- Opening Delimiter -

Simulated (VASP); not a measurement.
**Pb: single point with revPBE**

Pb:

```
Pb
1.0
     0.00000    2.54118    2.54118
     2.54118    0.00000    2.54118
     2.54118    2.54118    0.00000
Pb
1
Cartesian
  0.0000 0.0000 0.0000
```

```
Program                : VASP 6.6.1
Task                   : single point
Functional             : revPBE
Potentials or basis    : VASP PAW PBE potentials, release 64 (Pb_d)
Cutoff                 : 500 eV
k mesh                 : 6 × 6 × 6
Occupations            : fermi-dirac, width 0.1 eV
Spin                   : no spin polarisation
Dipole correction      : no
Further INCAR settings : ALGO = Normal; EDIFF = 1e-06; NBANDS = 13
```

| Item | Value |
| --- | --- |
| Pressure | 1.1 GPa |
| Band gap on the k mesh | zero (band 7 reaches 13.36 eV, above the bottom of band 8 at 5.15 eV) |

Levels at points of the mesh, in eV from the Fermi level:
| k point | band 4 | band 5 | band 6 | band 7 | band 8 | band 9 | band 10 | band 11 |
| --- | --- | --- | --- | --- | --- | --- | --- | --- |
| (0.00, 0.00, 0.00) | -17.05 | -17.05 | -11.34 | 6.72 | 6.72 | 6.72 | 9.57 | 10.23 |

- Closing Delimiter -

▶ **REQUIRED ACTION**
Print the material in full, exactly as written.

▶ **SOLUTION**
Simulated (VASP); not a measurement.
**Pb: single point with revPBE**

Pb:

```
Pb
1.0
     0.00000    2.54118    2.54118
     2.54118    0.00000    2.54118
     2.54118    2.54118    0.00000
Pb
1
Cartesian
  0.0000 0.0000 0.0000
```

```
Program                : VASP 6.6.1
Task                   : single point
Functional             : revPBE
Potentials or basis    : VASP PAW PBE potentials, release 64 (Pb_d)
Cutoff                 : 500 eV
k mesh                 : 6 × 6 × 6
Occupations            : fermi-dirac, width 0.1 eV
Spin                   : no spin polarisation
Dipole correction      : no
Further INCAR settings : ALGO = Normal; EDIFF = 1e-06; NBANDS = 13
```

| Item | Value |
| --- | --- |
| Pressure | 1.1 GPa |
| Band gap on the k mesh | zero (band 7 reaches 13.36 eV, above the bottom of band 8 at 5.15 eV) |

Levels at points of the mesh, in eV from the Fermi level:
| k point | band 4 | band 5 | band 6 | band 7 | band 8 | band 9 | band 10 | band 11 |
| --- | --- | --- | --- | --- | --- | --- | --- | --- |
| (0.00, 0.00, 0.00) | -17.05 | -17.05 | -11.34 | 6.72 | 6.72 | 6.72 | 9.57 | 10.23 |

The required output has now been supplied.